*PROVIDED INFORMATION*
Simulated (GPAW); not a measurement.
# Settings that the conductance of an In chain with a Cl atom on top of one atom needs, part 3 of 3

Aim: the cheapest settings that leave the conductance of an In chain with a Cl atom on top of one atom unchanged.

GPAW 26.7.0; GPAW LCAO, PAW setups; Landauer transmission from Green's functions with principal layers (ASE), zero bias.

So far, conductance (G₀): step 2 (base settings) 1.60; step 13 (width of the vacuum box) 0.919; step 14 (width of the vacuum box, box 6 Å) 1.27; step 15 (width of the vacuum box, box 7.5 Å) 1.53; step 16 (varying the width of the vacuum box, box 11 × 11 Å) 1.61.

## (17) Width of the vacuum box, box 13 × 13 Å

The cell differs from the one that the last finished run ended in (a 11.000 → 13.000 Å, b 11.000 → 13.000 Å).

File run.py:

*WORK TASK*
Your output should consist solely of the lines from the beginning of the entries through the line containing "The cell differs", reproduced exactly.

*WRITTEN SOLUTION*
Simulated (GPAW); not a measurement.
# Settings that the conductance of an In chain with a Cl atom on top of one atom needs, part 3 of 3

Aim: the cheapest settings that leave the conductance of an In chain with a Cl atom on top of one atom unchanged.

GPAW 26.7.0; GPAW LCAO, PAW setups; Landauer transmission from Green's functions with principal layers (ASE), zero bias.

So far, conductance (G₀): step 2 (base settings) 1.60; step 13 (width of the vacuum box) 0.919; step 14 (width of the vacuum box, box 6 Å) 1.27; step 15 (width of the vacuum box, box 7.5 Å) 1.53; step 16 (varying the width of the vacuum box, box 11 × 11 Å) 1.61.

## (17) Width of the vacuum box, box 13 × 13 Å

The cell differs from the one that the last finished run ended in (a 11.000 → 13.000 Å, b 11.000 → 13.000 Å).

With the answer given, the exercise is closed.